□ □ □ □

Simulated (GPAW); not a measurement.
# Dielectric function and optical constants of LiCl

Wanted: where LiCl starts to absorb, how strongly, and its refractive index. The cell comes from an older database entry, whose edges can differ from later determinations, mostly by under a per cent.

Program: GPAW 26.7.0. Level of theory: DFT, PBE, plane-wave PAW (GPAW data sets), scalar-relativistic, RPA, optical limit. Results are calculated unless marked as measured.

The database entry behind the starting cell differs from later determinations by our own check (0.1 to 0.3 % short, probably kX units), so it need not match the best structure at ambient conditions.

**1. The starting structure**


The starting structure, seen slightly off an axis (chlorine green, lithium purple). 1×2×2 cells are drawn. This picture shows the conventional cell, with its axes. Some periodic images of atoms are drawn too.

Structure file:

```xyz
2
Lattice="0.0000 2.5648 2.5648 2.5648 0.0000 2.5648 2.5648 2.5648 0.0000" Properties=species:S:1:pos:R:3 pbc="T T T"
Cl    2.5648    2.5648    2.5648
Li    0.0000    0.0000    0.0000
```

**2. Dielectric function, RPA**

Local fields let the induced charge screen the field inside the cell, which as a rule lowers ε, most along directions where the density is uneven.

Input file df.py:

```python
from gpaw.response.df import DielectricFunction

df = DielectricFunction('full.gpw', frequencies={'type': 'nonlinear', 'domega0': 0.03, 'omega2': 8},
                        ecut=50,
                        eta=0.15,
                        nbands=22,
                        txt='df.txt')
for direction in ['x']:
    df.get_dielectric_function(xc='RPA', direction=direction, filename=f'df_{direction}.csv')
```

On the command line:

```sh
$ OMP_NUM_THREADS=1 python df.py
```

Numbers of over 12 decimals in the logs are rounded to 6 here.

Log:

□ □ □ □

# Work order
Everything from the first line above up to and including the line that contains "Dielectric function, RPA**" should be printed exactly; please print only that.

# Answer section
Simulated (GPAW); not a measurement.
# Dielectric function and optical constants of LiCl

Wanted: where LiCl starts to absorb, how strongly, and its refractive index. The cell comes from an older database entry, whose edges can differ from later determinations, mostly by under a per cent.

Program: GPAW 26.7.0. Level of theory: DFT, PBE, plane-wave PAW (GPAW data sets), scalar-relativistic, RPA, optical limit. Results are calculated unless marked as measured.

The database entry behind the starting cell differs from later determinations by our own check (0.1 to 0.3 % short, probably kX units), so it need not match the best structure at ambient conditions.

**1. The starting structure**


The starting structure, seen slightly off an axis (chlorine green, lithium purple). 1×2×2 cells are drawn. This picture shows the conventional cell, with its axes. Some periodic images of atoms are drawn too.

Structure file:

```xyz
2
Lattice="0.0000 2.5648 2.5648 2.5648 0.0000 2.5648 2.5648 2.5648 0.0000" Properties=species:S:1:pos:R:3 pbc="T T T"
Cl    2.5648    2.5648    2.5648
Li    0.0000    0.0000    0.0000
```

**2. Dielectric function, RPA**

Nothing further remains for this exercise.